TASK ITEM:
An exact reproduction of the data below is the required answer.

*** Opening SUPPLIED DATA ***

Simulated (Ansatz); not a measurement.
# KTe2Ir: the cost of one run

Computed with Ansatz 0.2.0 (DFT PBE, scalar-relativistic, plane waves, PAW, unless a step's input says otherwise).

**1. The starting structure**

*** Closing SUPPLIED DATA ***

ANSWER SPACE:
Simulated (Ansatz); not a measurement.
# KTe2Ir: the cost of one run

Computed with Ansatz 0.2.0 (DFT PBE, scalar-relativistic, plane waves, PAW, unless a step's input says otherwise).

**1. The starting structure**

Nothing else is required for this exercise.